--- START ---

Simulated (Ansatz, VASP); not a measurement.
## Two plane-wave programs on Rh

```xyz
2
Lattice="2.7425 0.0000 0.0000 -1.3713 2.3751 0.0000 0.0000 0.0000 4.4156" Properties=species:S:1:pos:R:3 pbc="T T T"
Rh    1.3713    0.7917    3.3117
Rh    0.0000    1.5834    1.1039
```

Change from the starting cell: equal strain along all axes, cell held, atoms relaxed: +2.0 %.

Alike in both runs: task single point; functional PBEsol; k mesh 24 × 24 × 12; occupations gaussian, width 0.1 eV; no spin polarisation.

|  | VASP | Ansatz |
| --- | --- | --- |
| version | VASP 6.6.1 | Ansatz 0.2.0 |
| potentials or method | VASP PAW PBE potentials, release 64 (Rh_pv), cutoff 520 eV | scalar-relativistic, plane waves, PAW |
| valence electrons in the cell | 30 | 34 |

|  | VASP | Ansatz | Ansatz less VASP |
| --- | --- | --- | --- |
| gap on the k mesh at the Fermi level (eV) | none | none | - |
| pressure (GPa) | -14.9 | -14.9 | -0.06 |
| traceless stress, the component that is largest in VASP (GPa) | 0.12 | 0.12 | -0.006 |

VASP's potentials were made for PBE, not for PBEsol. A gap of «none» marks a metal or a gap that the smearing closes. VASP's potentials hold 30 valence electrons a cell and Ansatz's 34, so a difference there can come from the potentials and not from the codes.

--- END ---

* WORK REQUEST: The lines from the top of the data above down to the line containing "Ansatz 0.2.0 |" are to be copied exactly; no other line should appear.

* YOUR RESPONSE:
Simulated (Ansatz, VASP); not a measurement.
## Two plane-wave programs on Rh

```xyz
2
Lattice="2.7425 0.0000 0.0000 -1.3713 2.3751 0.0000 0.0000 0.0000 4.4156" Properties=species:S:1:pos:R:3 pbc="T T T"
Rh    1.3713    0.7917    3.3117
Rh    0.0000    1.5834    1.1039
```

Change from the starting cell: equal strain along all axes, cell held, atoms relaxed: +2.0 %.

Alike in both runs: task single point; functional PBEsol; k mesh 24 × 24 × 12; occupations gaussian, width 0.1 eV; no spin polarisation.

|  | VASP | Ansatz |
| --- | --- | --- |
| version | VASP 6.6.1 | Ansatz 0.2.0 |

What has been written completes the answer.